── RECORD SET ──

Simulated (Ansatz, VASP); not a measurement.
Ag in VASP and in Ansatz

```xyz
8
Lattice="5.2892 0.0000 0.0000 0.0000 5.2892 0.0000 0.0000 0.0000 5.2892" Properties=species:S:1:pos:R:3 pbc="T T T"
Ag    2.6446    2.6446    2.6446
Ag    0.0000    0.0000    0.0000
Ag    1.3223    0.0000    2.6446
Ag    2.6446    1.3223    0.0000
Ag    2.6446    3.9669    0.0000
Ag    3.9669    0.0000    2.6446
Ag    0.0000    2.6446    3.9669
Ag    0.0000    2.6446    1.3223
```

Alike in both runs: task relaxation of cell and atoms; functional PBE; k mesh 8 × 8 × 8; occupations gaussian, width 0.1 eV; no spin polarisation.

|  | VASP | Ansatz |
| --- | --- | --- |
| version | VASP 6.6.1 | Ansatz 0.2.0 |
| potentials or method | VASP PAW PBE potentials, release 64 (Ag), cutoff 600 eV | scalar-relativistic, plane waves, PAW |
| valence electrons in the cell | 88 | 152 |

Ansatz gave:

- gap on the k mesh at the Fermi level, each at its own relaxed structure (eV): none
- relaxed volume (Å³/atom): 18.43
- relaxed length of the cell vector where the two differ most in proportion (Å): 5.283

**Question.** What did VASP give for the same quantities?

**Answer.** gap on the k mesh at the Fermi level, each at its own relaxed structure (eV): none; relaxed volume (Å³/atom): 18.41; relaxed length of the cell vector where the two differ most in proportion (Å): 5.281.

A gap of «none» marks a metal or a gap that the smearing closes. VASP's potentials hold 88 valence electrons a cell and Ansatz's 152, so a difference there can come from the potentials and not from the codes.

───

- [WORK ORDER]:
Taking the entries above, write out exactly the lines starting with the line containing "the same quantities?" and going on through the line containing "proportion (Å): 5.281.", both included, and nothing else.

- [EXERCISE RESULT]:
**Question.** What did VASP give for the same quantities?

**Answer.** gap on the k mesh at the Fermi level, each at its own relaxed structure (eV): none; relaxed volume (Å³/atom): 18.41; relaxed length of the cell vector where the two differ most in proportion (Å): 5.281.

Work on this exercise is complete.